→ **Given entries**:
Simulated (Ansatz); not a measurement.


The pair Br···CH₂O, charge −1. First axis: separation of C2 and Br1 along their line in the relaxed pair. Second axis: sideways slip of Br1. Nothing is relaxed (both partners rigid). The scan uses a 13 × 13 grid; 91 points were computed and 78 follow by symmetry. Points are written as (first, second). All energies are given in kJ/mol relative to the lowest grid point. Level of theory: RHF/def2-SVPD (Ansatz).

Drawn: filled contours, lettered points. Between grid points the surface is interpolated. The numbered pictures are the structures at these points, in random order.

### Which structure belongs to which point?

→ **Requirement**: Restate each of the entries above verbatim.

→ **Task result**:
Simulated (Ansatz); not a measurement.


The pair Br···CH₂O, charge −1. First axis: separation of C2 and Br1 along their line in the relaxed pair. Second axis: sideways slip of Br1. Nothing is relaxed (both partners rigid). The scan uses a 13 × 13 grid; 91 points were computed and 78 follow by symmetry. Points are written as (first, second). All energies are given in kJ/mol relative to the lowest grid point. Level of theory: RHF/def2-SVPD (Ansatz).

Drawn: filled contours, lettered points. Between grid points the surface is interpolated. The numbered pictures are the structures at these points, in random order.

### Which structure belongs to which point?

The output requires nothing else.